▸ WORK INSTRUCTION: Please reproduce the entire listing, character for character.

▸ DATA EXCERPTS:
__________
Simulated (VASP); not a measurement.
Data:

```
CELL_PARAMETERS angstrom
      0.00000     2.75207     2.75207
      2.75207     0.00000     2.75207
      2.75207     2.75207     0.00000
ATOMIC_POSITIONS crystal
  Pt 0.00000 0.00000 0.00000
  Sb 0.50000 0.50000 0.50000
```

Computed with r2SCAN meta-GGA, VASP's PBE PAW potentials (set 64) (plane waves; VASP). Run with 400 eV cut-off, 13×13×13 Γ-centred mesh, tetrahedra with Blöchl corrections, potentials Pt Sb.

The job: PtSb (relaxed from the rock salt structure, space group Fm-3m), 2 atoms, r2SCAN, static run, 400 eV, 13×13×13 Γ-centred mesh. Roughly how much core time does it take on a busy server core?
__________

▸ ANSWER AREA:
Simulated (VASP); not a measurement.
Data:

```
CELL_PARAMETERS angstrom
      0.00000     2.75207     2.75207
      2.75207     0.00000     2.75207
      2.75207     2.75207     0.00000
ATOMIC_POSITIONS crystal
  Pt 0.00000 0.00000 0.00000
  Sb 0.50000 0.50000 0.50000
```

Computed with r2SCAN meta-GGA, VASP's PBE PAW potentials (set 64) (plane waves; VASP). Run with 400 eV cut-off, 13×13×13 Γ-centred mesh, tetrahedra with Blöchl corrections, potentials Pt Sb.

The job: PtSb (relaxed from the rock salt structure, space group Fm-3m), 2 atoms, r2SCAN, static run, 400 eV, 13×13×13 Γ-centred mesh. Roughly how much core time does it take on a busy server core?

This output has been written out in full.